EXTRACTED MATERIAL section start

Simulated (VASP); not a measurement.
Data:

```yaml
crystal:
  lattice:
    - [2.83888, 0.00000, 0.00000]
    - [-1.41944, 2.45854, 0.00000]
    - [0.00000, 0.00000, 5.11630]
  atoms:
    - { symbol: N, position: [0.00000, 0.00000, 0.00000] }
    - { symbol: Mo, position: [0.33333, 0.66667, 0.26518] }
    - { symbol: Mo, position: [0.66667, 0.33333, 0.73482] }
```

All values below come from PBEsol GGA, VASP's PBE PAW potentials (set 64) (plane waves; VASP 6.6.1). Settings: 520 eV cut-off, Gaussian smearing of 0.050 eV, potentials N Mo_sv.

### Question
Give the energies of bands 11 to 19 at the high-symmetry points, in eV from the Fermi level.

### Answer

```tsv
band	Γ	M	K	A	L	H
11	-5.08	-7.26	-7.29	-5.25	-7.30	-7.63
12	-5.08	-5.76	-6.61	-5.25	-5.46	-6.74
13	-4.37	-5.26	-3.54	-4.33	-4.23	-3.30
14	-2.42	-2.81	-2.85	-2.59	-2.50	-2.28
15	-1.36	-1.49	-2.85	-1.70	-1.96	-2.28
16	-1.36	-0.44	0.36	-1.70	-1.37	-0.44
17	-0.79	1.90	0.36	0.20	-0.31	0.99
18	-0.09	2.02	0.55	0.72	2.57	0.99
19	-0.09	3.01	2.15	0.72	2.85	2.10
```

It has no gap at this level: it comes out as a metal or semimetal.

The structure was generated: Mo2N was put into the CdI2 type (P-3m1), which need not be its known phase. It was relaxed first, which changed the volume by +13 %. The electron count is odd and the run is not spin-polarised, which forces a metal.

EXTRACTED MATERIAL section end

[TASK ITEM]:
Using the data above, reproduce exactly the lines from the line that contains "Give the energies" through the line that contains "It has no gap", including both.

[RESPONSE AREA]:
Give the energies of bands 11 to 19 at the high-symmetry points, in eV from the Fermi level.

### Answer

```tsv
band	Γ	M	K	A	L	H
11	-5.08	-7.26	-7.29	-5.25	-7.30	-7.63
12	-5.08	-5.76	-6.61	-5.25	-5.46	-6.74
13	-4.37	-5.26	-3.54	-4.33	-4.23	-3.30
14	-2.42	-2.81	-2.85	-2.59	-2.50	-2.28
15	-1.36	-1.49	-2.85	-1.70	-1.96	-2.28
16	-1.36	-0.44	0.36	-1.70	-1.37	-0.44
17	-0.79	1.90	0.36	0.20	-0.31	0.99
18	-0.09	2.02	0.55	0.72	2.57	0.99
19	-0.09	3.01	2.15	0.72	2.85	2.10
```

It has no gap at this level: it comes out as a metal or semimetal.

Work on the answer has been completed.